**Activity**
When you copy the material, keep each line exactly as it appears.

**Extracted information**
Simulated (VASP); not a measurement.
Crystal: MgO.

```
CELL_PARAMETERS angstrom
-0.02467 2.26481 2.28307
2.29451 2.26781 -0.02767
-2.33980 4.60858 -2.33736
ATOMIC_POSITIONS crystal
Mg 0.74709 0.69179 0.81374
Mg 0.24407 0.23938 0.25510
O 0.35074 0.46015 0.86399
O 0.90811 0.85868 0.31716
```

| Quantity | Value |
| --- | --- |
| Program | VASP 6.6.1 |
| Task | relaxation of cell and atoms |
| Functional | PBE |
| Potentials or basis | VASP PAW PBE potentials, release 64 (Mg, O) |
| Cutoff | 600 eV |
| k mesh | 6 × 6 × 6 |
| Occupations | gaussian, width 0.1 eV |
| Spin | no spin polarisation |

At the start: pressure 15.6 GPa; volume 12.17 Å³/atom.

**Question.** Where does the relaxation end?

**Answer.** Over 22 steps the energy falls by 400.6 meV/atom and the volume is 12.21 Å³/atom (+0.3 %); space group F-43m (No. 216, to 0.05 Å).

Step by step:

**Answer section**
Simulated (VASP); not a measurement.
Crystal: MgO.

```
CELL_PARAMETERS angstrom
-0.02467 2.26481 2.28307
2.29451 2.26781 -0.02767
-2.33980 4.60858 -2.33736
ATOMIC_POSITIONS crystal
Mg 0.74709 0.69179 0.81374
Mg 0.24407 0.23938 0.25510
O 0.35074 0.46015 0.86399
O 0.90811 0.85868 0.31716
```

| Quantity | Value |
| --- | --- |
| Program | VASP 6.6.1 |
| Task | relaxation of cell and atoms |
| Functional | PBE |
| Potentials or basis | VASP PAW PBE potentials, release 64 (Mg, O) |
| Cutoff | 600 eV |
| k mesh | 6 × 6 × 6 |
| Occupations | gaussian, width 0.1 eV |
| Spin | no spin polarisation |

At the start: pressure 15.6 GPa; volume 12.17 Å³/atom.

**Question.** Where does the relaxation end?

**Answer.** Over 22 steps the energy falls by 400.6 meV/atom and the volume is 12.21 Å³/atom (+0.3 %); space group F-43m (No. 216, to 0.05 Å).

Step by step:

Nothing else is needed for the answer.